> Work task: Output the entries underneath exactly as they are.

> The data:
=======
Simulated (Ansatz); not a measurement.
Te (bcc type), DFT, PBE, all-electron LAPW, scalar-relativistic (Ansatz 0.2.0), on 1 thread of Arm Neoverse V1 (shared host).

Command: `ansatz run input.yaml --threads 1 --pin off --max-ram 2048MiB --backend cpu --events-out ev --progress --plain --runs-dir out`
=======

> Answer area:
Simulated (Ansatz); not a measurement.
Te (bcc type), DFT, PBE, all-electron LAPW, scalar-relativistic (Ansatz 0.2.0), on 1 thread of Arm Neoverse V1 (shared host).

Command: `ansatz run input.yaml --threads 1 --pin off --max-ram 2048MiB --backend cpu --events-out ev --progress --plain --runs-dir out`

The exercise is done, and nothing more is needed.